Work request
Your reply should be the full listing, copied exactly.

Available data
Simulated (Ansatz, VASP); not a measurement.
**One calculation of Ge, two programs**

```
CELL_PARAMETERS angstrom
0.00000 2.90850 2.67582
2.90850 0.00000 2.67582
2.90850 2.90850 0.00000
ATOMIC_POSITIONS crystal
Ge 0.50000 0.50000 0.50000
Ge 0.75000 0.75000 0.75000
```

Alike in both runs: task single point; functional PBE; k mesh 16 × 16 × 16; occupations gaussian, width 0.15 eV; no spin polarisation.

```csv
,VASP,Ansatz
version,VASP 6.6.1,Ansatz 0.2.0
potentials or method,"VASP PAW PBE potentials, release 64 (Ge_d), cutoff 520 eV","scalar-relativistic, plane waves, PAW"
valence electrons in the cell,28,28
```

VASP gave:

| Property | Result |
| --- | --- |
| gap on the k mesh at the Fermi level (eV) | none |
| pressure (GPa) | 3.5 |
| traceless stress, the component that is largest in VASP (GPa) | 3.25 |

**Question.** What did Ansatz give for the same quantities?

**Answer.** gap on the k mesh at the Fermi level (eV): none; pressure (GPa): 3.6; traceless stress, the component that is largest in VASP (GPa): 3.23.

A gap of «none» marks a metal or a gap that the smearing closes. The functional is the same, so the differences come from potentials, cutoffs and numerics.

Response box
Simulated (Ansatz, VASP); not a measurement.
**One calculation of Ge, two programs**

```
CELL_PARAMETERS angstrom
0.00000 2.90850 2.67582
2.90850 0.00000 2.67582
2.90850 2.90850 0.00000
ATOMIC_POSITIONS crystal
Ge 0.50000 0.50000 0.50000
Ge 0.75000 0.75000 0.75000
```

Alike in both runs: task single point; functional PBE; k mesh 16 × 16 × 16; occupations gaussian, width 0.15 eV; no spin polarisation.

```csv
,VASP,Ansatz
version,VASP 6.6.1,Ansatz 0.2.0
potentials or method,"VASP PAW PBE potentials, release 64 (Ge_d), cutoff 520 eV","scalar-relativistic, plane waves, PAW"
valence electrons in the cell,28,28
```

VASP gave:

| Property | Result |
| --- | --- |
| gap on the k mesh at the Fermi level (eV) | none |
| pressure (GPa) | 3.5 |
| traceless stress, the component that is largest in VASP (GPa) | 3.25 |

**Question.** What did Ansatz give for the same quantities?

**Answer.** gap on the k mesh at the Fermi level (eV): none; pressure (GPa): 3.6; traceless stress, the component that is largest in VASP (GPa): 3.23.

A gap of «none» marks a metal or a gap that the smearing closes. The functional is the same, so the differences come from potentials, cutoffs and numerics.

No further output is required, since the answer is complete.